● Assignment
The lines to reproduce run from the first one below to the line containing "Question: Summarise the bond lengths by kind.", both included. Reproduce them exactly and nothing else.

═════ Record set ═════

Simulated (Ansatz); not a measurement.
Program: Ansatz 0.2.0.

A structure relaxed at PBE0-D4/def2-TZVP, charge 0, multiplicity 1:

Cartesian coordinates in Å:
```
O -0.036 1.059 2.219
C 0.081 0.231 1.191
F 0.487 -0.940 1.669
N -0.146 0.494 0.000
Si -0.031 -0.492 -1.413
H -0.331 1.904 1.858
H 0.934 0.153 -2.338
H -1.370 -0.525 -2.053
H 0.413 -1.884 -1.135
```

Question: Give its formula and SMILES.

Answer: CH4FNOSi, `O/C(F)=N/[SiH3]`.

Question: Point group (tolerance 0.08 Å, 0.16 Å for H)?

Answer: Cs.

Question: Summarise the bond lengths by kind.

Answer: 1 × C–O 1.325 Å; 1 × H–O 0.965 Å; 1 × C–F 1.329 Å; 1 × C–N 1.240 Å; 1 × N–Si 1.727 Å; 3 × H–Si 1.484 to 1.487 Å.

═════

● Response
Simulated (Ansatz); not a measurement.
Program: Ansatz 0.2.0.

A structure relaxed at PBE0-D4/def2-TZVP, charge 0, multiplicity 1:

Cartesian coordinates in Å:
```
O -0.036 1.059 2.219
C 0.081 0.231 1.191
F 0.487 -0.940 1.669
N -0.146 0.494 0.000
Si -0.031 -0.492 -1.413
H -0.331 1.904 1.858
H 0.934 0.153 -2.338
H -1.370 -0.525 -2.053
H 0.413 -1.884 -1.135
```

Question: Give its formula and SMILES.

Answer: CH4FNOSi, `O/C(F)=N/[SiH3]`.

Question: Point group (tolerance 0.08 Å, 0.16 Å for H)?

Answer: Cs.

Question: Summarise the bond lengths by kind.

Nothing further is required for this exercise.